• BRIEF: From the first entry to the last, copy the material exactly as it stands.

• RECORDS SUPPLIED:
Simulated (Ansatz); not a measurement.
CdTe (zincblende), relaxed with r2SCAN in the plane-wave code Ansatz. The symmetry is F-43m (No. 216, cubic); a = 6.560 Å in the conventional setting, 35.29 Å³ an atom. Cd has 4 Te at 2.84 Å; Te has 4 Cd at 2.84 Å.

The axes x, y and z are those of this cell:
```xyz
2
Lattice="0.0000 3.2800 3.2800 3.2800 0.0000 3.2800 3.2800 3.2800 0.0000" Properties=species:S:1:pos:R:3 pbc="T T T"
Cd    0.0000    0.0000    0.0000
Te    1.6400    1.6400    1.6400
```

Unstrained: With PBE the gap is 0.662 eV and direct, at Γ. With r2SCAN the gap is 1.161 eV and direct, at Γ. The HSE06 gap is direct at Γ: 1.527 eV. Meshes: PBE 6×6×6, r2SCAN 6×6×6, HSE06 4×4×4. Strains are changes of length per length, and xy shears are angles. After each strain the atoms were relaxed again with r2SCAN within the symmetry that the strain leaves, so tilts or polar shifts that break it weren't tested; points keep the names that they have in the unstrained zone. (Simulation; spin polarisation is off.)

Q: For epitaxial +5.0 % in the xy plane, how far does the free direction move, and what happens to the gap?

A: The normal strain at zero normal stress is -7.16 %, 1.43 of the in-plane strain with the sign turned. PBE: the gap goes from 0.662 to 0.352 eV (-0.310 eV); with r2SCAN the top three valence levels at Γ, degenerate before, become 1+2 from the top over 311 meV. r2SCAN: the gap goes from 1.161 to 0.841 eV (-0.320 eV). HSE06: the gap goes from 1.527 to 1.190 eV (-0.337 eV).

• WRITTEN RESPONSE:
Simulated (Ansatz); not a measurement.
CdTe (zincblende), relaxed with r2SCAN in the plane-wave code Ansatz. The symmetry is F-43m (No. 216, cubic); a = 6.560 Å in the conventional setting, 35.29 Å³ an atom. Cd has 4 Te at 2.84 Å; Te has 4 Cd at 2.84 Å.

The axes x, y and z are those of this cell:
```xyz
2
Lattice="0.0000 3.2800 3.2800 3.2800 0.0000 3.2800 3.2800 3.2800 0.0000" Properties=species:S:1:pos:R:3 pbc="T T T"
Cd    0.0000    0.0000    0.0000
Te    1.6400    1.6400    1.6400
```

Unstrained: With PBE the gap is 0.662 eV and direct, at Γ. With r2SCAN the gap is 1.161 eV and direct, at Γ. The HSE06 gap is direct at Γ: 1.527 eV. Meshes: PBE 6×6×6, r2SCAN 6×6×6, HSE06 4×4×4. Strains are changes of length per length, and xy shears are angles. After each strain the atoms were relaxed again with r2SCAN within the symmetry that the strain leaves, so tilts or polar shifts that break it weren't tested; points keep the names that they have in the unstrained zone. (Simulation; spin polarisation is off.)

Q: For epitaxial +5.0 % in the xy plane, how far does the free direction move, and what happens to the gap?

A: The normal strain at zero normal stress is -7.16 %, 1.43 of the in-plane strain with the sign turned. PBE: the gap goes from 0.662 to 0.352 eV (-0.310 eV); with r2SCAN the top three valence levels at Γ, degenerate before, become 1+2 from the top over 311 meV. r2SCAN: the gap goes from 1.161 to 0.841 eV (-0.320 eV). HSE06: the gap goes from 1.527 to 1.190 eV (-0.337 eV).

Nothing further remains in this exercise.